Assignment: Set down word for word each line from the start of the listing through the line that contains "(-2.366, 0.647, 1.316)", both included.

Stored data START

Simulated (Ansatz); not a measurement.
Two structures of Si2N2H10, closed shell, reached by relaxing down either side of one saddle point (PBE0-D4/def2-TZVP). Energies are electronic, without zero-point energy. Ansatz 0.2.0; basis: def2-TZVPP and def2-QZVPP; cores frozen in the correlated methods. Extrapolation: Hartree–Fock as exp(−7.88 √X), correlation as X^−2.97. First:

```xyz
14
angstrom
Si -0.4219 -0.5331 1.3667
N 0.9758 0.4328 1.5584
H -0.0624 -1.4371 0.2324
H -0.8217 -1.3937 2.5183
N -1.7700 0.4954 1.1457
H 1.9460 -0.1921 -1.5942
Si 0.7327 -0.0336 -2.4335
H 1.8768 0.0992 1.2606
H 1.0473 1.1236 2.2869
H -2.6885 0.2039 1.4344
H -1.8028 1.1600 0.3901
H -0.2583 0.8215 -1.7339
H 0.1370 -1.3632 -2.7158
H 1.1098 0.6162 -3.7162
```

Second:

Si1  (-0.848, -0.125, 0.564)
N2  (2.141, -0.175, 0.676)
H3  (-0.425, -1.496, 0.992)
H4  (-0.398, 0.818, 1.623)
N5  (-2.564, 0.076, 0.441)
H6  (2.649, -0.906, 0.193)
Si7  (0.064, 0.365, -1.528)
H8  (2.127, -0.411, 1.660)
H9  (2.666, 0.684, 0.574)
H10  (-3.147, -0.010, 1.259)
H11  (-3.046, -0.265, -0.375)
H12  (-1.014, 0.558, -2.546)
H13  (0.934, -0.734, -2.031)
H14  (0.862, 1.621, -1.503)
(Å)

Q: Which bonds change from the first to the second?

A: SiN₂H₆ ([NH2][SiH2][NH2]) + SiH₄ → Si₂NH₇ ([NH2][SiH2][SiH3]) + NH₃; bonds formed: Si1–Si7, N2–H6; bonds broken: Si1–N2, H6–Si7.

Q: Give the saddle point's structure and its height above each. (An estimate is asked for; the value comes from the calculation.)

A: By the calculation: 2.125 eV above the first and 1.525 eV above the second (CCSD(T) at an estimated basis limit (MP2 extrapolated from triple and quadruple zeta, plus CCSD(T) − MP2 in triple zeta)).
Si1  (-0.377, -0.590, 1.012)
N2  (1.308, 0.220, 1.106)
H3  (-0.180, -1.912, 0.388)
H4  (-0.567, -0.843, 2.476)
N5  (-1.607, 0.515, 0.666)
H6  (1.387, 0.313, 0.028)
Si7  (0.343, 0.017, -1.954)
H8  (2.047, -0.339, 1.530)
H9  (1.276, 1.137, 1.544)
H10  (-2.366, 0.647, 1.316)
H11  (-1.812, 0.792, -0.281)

Stored data END

Answer area:
Simulated (Ansatz); not a measurement.
Two structures of Si2N2H10, closed shell, reached by relaxing down either side of one saddle point (PBE0-D4/def2-TZVP). Energies are electronic, without zero-point energy. Ansatz 0.2.0; basis: def2-TZVPP and def2-QZVPP; cores frozen in the correlated methods. Extrapolation: Hartree–Fock as exp(−7.88 √X), correlation as X^−2.97. First:

```xyz
14
angstrom
Si -0.4219 -0.5331 1.3667
N 0.9758 0.4328 1.5584
H -0.0624 -1.4371 0.2324
H -0.8217 -1.3937 2.5183
N -1.7700 0.4954 1.1457
H 1.9460 -0.1921 -1.5942
Si 0.7327 -0.0336 -2.4335
H 1.8768 0.0992 1.2606
H 1.0473 1.1236 2.2869
H -2.6885 0.2039 1.4344
H -1.8028 1.1600 0.3901
H -0.2583 0.8215 -1.7339
H 0.1370 -1.3632 -2.7158
H 1.1098 0.6162 -3.7162
```

Second:

Si1  (-0.848, -0.125, 0.564)
N2  (2.141, -0.175, 0.676)
H3  (-0.425, -1.496, 0.992)
H4  (-0.398, 0.818, 1.623)
N5  (-2.564, 0.076, 0.441)
H6  (2.649, -0.906, 0.193)
Si7  (0.064, 0.365, -1.528)
H8  (2.127, -0.411, 1.660)
H9  (2.666, 0.684, 0.574)
H10  (-3.147, -0.010, 1.259)
H11  (-3.046, -0.265, -0.375)
H12  (-1.014, 0.558, -2.546)
H13  (0.934, -0.734, -2.031)
H14  (0.862, 1.621, -1.503)
(Å)

Q: Which bonds change from the first to the second?

A: SiN₂H₆ ([NH2][SiH2][NH2]) + SiH₄ → Si₂NH₇ ([NH2][SiH2][SiH3]) + NH₃; bonds formed: Si1–Si7, N2–H6; bonds broken: Si1–N2, H6–Si7.

Q: Give the saddle point's structure and its height above each. (An estimate is asked for; the value comes from the calculation.)

A: By the calculation: 2.125 eV above the first and 1.525 eV above the second (CCSD(T) at an estimated basis limit (MP2 extrapolated from triple and quadruple zeta, plus CCSD(T) − MP2 in triple zeta)).
Si1  (-0.377, -0.590, 1.012)
N2  (1.308, 0.220, 1.106)
H3  (-0.180, -1.912, 0.388)
H4  (-0.567, -0.843, 2.476)
N5  (-1.607, 0.515, 0.666)
H6  (1.387, 0.313, 0.028)
Si7  (0.343, 0.017, -1.954)
H8  (2.047, -0.339, 1.530)
H9  (1.276, 1.137, 1.544)
H10  (-2.366, 0.647, 1.316)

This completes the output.